##### DATA

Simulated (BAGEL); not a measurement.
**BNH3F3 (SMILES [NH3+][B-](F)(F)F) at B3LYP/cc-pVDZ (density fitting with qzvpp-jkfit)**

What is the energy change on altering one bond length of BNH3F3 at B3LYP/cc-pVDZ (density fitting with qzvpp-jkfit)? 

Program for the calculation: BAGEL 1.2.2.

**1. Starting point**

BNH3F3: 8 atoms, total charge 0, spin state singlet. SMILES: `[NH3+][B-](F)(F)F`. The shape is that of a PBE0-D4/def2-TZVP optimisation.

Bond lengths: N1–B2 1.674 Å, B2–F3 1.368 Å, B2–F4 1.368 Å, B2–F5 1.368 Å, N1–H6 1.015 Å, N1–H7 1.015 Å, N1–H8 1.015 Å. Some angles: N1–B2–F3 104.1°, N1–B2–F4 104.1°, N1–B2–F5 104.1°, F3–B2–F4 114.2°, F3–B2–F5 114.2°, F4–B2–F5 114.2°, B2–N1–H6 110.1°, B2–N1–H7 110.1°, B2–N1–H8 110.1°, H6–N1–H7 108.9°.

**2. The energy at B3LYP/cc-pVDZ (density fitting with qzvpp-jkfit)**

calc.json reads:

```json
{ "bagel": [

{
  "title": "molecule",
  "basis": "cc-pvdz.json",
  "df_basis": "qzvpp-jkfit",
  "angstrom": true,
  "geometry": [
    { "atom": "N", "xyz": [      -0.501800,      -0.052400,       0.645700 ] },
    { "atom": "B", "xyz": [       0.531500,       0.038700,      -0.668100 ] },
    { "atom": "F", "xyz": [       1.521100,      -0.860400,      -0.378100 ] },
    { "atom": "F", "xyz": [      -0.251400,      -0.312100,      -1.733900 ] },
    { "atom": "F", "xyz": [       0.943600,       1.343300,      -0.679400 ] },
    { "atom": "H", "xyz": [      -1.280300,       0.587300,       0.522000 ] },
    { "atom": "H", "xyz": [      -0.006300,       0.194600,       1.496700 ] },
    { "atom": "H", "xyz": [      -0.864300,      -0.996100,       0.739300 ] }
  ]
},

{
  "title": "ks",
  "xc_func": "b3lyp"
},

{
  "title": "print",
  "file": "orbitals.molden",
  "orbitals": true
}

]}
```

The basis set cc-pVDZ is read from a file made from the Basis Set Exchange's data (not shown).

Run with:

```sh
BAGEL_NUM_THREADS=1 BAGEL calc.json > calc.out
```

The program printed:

##########

**ACTION ITEM:**
Return, exactly, the lines from the first line of the records above to the line containing "BNH3F3: 8 atoms, total", both included.

**RESULT:**
Simulated (BAGEL); not a measurement.
**BNH3F3 (SMILES [NH3+][B-](F)(F)F) at B3LYP/cc-pVDZ (density fitting with qzvpp-jkfit)**

What is the energy change on altering one bond length of BNH3F3 at B3LYP/cc-pVDZ (density fitting with qzvpp-jkfit)? 

Program for the calculation: BAGEL 1.2.2.

**1. Starting point**

BNH3F3: 8 atoms, total charge 0, spin state singlet. SMILES: `[NH3+][B-](F)(F)F`. The shape is that of a PBE0-D4/def2-TZVP optimisation.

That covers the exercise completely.